## Data for review:
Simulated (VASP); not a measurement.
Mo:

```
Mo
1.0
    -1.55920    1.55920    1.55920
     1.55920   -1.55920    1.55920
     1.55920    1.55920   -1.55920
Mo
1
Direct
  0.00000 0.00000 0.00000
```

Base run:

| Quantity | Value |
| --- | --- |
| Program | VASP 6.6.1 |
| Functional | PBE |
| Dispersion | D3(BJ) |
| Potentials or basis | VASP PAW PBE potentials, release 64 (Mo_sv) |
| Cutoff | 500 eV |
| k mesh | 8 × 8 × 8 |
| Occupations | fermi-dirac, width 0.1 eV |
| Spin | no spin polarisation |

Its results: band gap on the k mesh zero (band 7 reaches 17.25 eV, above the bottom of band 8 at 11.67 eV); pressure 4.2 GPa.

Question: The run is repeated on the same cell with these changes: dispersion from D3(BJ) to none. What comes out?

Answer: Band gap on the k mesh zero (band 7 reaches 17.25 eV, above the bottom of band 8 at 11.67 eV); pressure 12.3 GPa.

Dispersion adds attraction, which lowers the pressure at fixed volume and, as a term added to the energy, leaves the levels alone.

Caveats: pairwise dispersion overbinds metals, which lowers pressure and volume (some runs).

## Action item:
Your task is to repeat the records exactly. Begin at their first line and stop after the line containing "width 0.1 eV |".

## Exercise response:
Simulated (VASP); not a measurement.
Mo:

```
Mo
1.0
    -1.55920    1.55920    1.55920
     1.55920   -1.55920    1.55920
     1.55920    1.55920   -1.55920
Mo
1
Direct
  0.00000 0.00000 0.00000
```

Base run:

| Quantity | Value |
| --- | --- |
| Program | VASP 6.6.1 |
| Functional | PBE |
| Dispersion | D3(BJ) |
| Potentials or basis | VASP PAW PBE potentials, release 64 (Mo_sv) |
| Cutoff | 500 eV |
| k mesh | 8 × 8 × 8 |
| Occupations | fermi-dirac, width 0.1 eV |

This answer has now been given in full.